## Work instruction
From the opening line of the records through the line bearing "Computed equilibrium geometry", set down every line exactly.

Entries provided START

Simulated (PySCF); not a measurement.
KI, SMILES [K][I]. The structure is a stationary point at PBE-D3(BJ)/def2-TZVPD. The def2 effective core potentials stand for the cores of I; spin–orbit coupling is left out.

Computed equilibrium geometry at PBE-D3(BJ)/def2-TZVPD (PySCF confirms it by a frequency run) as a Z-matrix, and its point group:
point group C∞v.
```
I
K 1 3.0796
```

Entries provided END

## Written solution
Simulated (PySCF); not a measurement.
KI, SMILES [K][I]. The structure is a stationary point at PBE-D3(BJ)/def2-TZVPD. The def2 effective core potentials stand for the cores of I; spin–orbit coupling is left out.

Computed equilibrium geometry at PBE-D3(BJ)/def2-TZVPD (PySCF confirms it by a frequency run) as a Z-matrix, and its point group:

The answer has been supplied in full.